Segment Start: Material shown

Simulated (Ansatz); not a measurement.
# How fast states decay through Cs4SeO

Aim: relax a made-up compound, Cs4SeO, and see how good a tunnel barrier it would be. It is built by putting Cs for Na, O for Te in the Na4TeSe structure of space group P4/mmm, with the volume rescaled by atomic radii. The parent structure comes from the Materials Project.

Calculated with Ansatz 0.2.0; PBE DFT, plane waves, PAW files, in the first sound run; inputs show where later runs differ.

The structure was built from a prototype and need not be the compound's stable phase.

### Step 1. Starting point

Segment End: Material shown

**Work instruction:**
The listing above should be printed again in full, unchanged.

**Task solution:**
Simulated (Ansatz); not a measurement.
# How fast states decay through Cs4SeO

Aim: relax a made-up compound, Cs4SeO, and see how good a tunnel barrier it would be. It is built by putting Cs for Na, O for Te in the Na4TeSe structure of space group P4/mmm, with the volume rescaled by atomic radii. The parent structure comes from the Materials Project.

Calculated with Ansatz 0.2.0; PBE DFT, plane waves, PAW files, in the first sound run; inputs show where later runs differ.

The structure was built from a prototype and need not be the compound's stable phase.

### Step 1. Starting point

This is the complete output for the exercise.